DATASET EXTRACT –
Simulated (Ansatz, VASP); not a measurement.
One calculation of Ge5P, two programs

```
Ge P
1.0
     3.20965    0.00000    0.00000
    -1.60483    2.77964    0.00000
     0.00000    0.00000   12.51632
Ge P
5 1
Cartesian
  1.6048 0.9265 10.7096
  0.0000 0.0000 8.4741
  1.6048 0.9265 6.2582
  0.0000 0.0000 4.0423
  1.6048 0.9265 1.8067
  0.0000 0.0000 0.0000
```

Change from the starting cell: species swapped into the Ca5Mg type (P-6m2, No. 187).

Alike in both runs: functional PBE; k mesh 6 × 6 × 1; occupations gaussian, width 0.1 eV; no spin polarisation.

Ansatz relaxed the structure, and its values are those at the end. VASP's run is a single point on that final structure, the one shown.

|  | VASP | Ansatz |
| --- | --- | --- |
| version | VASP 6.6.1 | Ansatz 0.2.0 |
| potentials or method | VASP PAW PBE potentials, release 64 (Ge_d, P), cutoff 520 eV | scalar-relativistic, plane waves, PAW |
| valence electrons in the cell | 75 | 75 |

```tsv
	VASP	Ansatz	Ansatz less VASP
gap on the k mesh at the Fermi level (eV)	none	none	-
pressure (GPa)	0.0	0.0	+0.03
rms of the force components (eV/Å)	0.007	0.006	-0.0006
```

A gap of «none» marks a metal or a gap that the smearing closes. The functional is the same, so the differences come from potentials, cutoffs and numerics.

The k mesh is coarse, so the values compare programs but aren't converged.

WORK ORDER – Word for word, repeat the data from its first line through the line with "Change from the", including both of those lines and no others.

RESPONSE AREA –
Simulated (Ansatz, VASP); not a measurement.
One calculation of Ge5P, two programs

```
Ge P
1.0
     3.20965    0.00000    0.00000
    -1.60483    2.77964    0.00000
     0.00000    0.00000   12.51632
Ge P
5 1
Cartesian
  1.6048 0.9265 10.7096
  0.0000 0.0000 8.4741
  1.6048 0.9265 6.2582
  0.0000 0.0000 4.0423
  1.6048 0.9265 1.8067
  0.0000 0.0000 0.0000
```

Change from the starting cell: species swapped into the Ca5Mg type (P-6m2, No. 187).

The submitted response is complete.